----------------------------------------

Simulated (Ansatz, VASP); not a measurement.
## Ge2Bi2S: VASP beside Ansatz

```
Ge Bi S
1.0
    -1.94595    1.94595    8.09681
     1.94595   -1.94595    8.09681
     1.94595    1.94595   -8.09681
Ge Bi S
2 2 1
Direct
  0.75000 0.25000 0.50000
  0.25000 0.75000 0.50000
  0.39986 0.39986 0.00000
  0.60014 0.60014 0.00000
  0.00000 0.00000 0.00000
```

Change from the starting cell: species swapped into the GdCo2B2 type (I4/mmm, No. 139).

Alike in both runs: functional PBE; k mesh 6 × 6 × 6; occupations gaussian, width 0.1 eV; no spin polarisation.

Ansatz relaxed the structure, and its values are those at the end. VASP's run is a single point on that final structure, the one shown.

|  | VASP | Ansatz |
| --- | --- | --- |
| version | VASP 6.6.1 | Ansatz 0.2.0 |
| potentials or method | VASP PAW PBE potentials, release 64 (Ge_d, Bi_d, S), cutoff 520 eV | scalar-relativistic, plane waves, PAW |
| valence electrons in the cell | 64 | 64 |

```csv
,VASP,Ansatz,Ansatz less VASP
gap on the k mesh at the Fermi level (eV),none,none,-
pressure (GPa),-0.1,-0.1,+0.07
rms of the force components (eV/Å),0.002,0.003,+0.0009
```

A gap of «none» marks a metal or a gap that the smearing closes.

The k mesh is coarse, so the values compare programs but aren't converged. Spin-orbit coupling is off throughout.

----------------------------------------

**Work item:** Can you repeat, word for word, every line above from the one containing "VASP | Ansatz |" down to the one containing "the smearing closes.", including both?

**Problem solution:**
|  | VASP | Ansatz |
| --- | --- | --- |
| version | VASP 6.6.1 | Ansatz 0.2.0 |
| potentials or method | VASP PAW PBE potentials, release 64 (Ge_d, Bi_d, S), cutoff 520 eV | scalar-relativistic, plane waves, PAW |
| valence electrons in the cell | 64 | 64 |

```csv
,VASP,Ansatz,Ansatz less VASP
gap on the k mesh at the Fermi level (eV),none,none,-
pressure (GPa),-0.1,-0.1,+0.07
rms of the force components (eV/Å),0.002,0.003,+0.0009
```

A gap of «none» marks a metal or a gap that the smearing closes.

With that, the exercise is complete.